Every entry below is to be retyped exactly as it appears.

____________

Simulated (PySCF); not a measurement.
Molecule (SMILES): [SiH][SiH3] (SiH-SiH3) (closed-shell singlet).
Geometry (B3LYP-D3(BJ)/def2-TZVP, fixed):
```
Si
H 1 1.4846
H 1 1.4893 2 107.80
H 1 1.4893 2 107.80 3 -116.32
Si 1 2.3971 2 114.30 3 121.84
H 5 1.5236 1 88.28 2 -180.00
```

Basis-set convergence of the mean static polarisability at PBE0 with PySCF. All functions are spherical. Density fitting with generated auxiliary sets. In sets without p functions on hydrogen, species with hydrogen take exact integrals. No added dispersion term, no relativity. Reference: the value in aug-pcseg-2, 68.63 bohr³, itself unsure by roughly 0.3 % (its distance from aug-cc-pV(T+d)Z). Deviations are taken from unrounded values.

____________

**Exercise solution:**
Simulated (PySCF); not a measurement.
Molecule (SMILES): [SiH][SiH3] (SiH-SiH3) (closed-shell singlet).
Geometry (B3LYP-D3(BJ)/def2-TZVP, fixed):
```
Si
H 1 1.4846
H 1 1.4893 2 107.80
H 1 1.4893 2 107.80 3 -116.32
Si 1 2.3971 2 114.30 3 121.84
H 5 1.5236 1 88.28 2 -180.00
```

Basis-set convergence of the mean static polarisability at PBE0 with PySCF. All functions are spherical. Density fitting with generated auxiliary sets. In sets without p functions on hydrogen, species with hydrogen take exact integrals. No added dispersion term, no relativity. Reference: the value in aug-pcseg-2, 68.63 bohr³, itself unsure by roughly 0.3 % (its distance from aug-cc-pV(T+d)Z). Deviations are taken from unrounded values.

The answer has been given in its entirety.